^^^^^^^^

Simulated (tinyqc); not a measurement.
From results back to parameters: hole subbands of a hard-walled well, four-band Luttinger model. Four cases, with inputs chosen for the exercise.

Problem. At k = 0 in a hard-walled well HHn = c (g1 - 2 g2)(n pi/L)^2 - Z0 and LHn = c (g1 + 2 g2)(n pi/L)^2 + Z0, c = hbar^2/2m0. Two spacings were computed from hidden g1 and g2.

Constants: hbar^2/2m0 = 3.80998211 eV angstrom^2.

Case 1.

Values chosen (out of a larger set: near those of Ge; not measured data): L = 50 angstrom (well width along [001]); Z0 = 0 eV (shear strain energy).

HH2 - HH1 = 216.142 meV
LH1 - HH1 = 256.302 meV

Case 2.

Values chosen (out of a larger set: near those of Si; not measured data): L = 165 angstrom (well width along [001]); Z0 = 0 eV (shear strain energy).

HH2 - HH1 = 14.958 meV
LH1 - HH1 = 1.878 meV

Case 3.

^^^^^^^^

▸ Brief: Return the entries above exactly as they appear.

▸ Answer area:
Simulated (tinyqc); not a measurement.
From results back to parameters: hole subbands of a hard-walled well, four-band Luttinger model. Four cases, with inputs chosen for the exercise.

Problem. At k = 0 in a hard-walled well HHn = c (g1 - 2 g2)(n pi/L)^2 - Z0 and LHn = c (g1 + 2 g2)(n pi/L)^2 + Z0, c = hbar^2/2m0. Two spacings were computed from hidden g1 and g2.

Constants: hbar^2/2m0 = 3.80998211 eV angstrom^2.

Case 1.

Values chosen (out of a larger set: near those of Ge; not measured data): L = 50 angstrom (well width along [001]); Z0 = 0 eV (shear strain energy).

HH2 - HH1 = 216.142 meV
LH1 - HH1 = 256.302 meV

Case 2.

Values chosen (out of a larger set: near those of Si; not measured data): L = 165 angstrom (well width along [001]); Z0 = 0 eV (shear strain energy).

HH2 - HH1 = 14.958 meV
LH1 - HH1 = 1.878 meV

Case 3.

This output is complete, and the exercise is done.